Segment Start: Supplied data

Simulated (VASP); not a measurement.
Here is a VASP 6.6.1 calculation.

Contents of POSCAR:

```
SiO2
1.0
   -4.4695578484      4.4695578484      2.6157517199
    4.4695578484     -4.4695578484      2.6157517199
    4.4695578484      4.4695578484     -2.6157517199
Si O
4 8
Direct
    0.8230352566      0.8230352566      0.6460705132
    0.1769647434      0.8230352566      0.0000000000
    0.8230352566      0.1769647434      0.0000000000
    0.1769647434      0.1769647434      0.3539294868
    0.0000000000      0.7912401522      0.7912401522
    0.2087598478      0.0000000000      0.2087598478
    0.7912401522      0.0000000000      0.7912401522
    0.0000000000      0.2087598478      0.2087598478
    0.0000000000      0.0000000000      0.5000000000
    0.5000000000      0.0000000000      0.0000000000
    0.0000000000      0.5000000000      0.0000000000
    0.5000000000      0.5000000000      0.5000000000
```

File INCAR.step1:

Segment End: Supplied data

> Assigned task
Every record is to be retyped exactly as given.

> Response area
Simulated (VASP); not a measurement.
Here is a VASP 6.6.1 calculation.

Contents of POSCAR:

```
SiO2
1.0
   -4.4695578484      4.4695578484      2.6157517199
    4.4695578484     -4.4695578484      2.6157517199
    4.4695578484      4.4695578484     -2.6157517199
Si O
4 8
Direct
    0.8230352566      0.8230352566      0.6460705132
    0.1769647434      0.8230352566      0.0000000000
    0.8230352566      0.1769647434      0.0000000000
    0.1769647434      0.1769647434      0.3539294868
    0.0000000000      0.7912401522      0.7912401522
    0.2087598478      0.0000000000      0.2087598478
    0.7912401522      0.0000000000      0.7912401522
    0.0000000000      0.2087598478      0.2087598478
    0.0000000000      0.0000000000      0.5000000000
    0.5000000000      0.0000000000      0.0000000000
    0.0000000000      0.5000000000      0.0000000000
    0.5000000000      0.5000000000      0.5000000000
```

File INCAR.step1:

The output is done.